# # # # # # #

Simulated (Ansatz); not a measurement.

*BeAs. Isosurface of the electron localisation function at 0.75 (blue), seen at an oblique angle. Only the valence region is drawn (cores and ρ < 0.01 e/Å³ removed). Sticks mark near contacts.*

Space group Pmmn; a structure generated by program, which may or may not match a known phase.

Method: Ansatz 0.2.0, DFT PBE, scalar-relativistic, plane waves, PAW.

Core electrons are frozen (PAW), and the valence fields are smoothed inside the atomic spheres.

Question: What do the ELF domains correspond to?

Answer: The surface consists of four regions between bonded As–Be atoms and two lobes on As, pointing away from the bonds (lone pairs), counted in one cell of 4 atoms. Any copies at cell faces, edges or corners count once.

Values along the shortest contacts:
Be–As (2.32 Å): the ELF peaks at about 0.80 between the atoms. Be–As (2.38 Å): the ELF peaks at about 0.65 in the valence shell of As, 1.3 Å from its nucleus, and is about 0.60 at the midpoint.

# # # # # # #

Return the listing above in its exact form.

Simulated (Ansatz); not a measurement.

*BeAs. Isosurface of the electron localisation function at 0.75 (blue), seen at an oblique angle. Only the valence region is drawn (cores and ρ < 0.01 e/Å³ removed). Sticks mark near contacts.*

Space group Pmmn; a structure generated by program, which may or may not match a known phase.

Method: Ansatz 0.2.0, DFT PBE, scalar-relativistic, plane waves, PAW.

Core electrons are frozen (PAW), and the valence fields are smoothed inside the atomic spheres.

Question: What do the ELF domains correspond to?

Answer: The surface consists of four regions between bonded As–Be atoms and two lobes on As, pointing away from the bonds (lone pairs), counted in one cell of 4 atoms. Any copies at cell faces, edges or corners count once.

Values along the shortest contacts:
Be–As (2.32 Å): the ELF peaks at about 0.80 between the atoms. Be–As (2.38 Å): the ELF peaks at about 0.65 in the valence shell of As, 1.3 Å from its nucleus, and is about 0.60 at the midpoint.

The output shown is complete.